> _REQUIRED ACTION_:
Your task is to quote the listing below exactly, beginning with its first line and ending on the line bearing "(1) zero (band".

== Segment start ==

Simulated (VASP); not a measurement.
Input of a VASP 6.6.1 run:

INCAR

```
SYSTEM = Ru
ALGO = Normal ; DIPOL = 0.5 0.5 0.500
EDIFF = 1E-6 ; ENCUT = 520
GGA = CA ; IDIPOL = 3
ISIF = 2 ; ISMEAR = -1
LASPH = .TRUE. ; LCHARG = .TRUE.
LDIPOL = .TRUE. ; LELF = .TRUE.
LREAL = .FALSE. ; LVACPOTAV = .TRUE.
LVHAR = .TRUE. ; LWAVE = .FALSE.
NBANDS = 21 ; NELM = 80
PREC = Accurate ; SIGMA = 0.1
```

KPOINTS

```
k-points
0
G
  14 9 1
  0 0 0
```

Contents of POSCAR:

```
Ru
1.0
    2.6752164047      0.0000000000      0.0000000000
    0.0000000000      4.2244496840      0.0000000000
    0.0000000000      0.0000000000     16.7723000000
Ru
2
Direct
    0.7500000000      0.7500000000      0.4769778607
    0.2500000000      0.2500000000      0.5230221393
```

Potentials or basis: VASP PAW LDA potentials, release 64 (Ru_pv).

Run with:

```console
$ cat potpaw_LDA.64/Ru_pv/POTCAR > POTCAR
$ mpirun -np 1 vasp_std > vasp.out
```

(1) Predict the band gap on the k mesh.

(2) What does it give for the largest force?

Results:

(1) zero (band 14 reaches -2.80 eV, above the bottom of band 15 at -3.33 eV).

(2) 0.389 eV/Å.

== Segment end ==

> _WRITTEN REPLY_:
Simulated (VASP); not a measurement.
Input of a VASP 6.6.1 run:

INCAR

```
SYSTEM = Ru
ALGO = Normal ; DIPOL = 0.5 0.5 0.500
EDIFF = 1E-6 ; ENCUT = 520
GGA = CA ; IDIPOL = 3
ISIF = 2 ; ISMEAR = -1
LASPH = .TRUE. ; LCHARG = .TRUE.
LDIPOL = .TRUE. ; LELF = .TRUE.
LREAL = .FALSE. ; LVACPOTAV = .TRUE.
LVHAR = .TRUE. ; LWAVE = .FALSE.
NBANDS = 21 ; NELM = 80
PREC = Accurate ; SIGMA = 0.1
```

KPOINTS

```
k-points
0
G
  14 9 1
  0 0 0
```

Contents of POSCAR:

```
Ru
1.0
    2.6752164047      0.0000000000      0.0000000000
    0.0000000000      4.2244496840      0.0000000000
    0.0000000000      0.0000000000     16.7723000000
Ru
2
Direct
    0.7500000000      0.7500000000      0.4769778607
    0.2500000000      0.2500000000      0.5230221393
```

Potentials or basis: VASP PAW LDA potentials, release 64 (Ru_pv).

Run with:

```console
$ cat potpaw_LDA.64/Ru_pv/POTCAR > POTCAR
$ mpirun -np 1 vasp_std > vasp.out
```

(1) Predict the band gap on the k mesh.

(2) What does it give for the largest force?

Results:

(1) zero (band 14 reaches -2.80 eV, above the bottom of band 15 at -3.33 eV).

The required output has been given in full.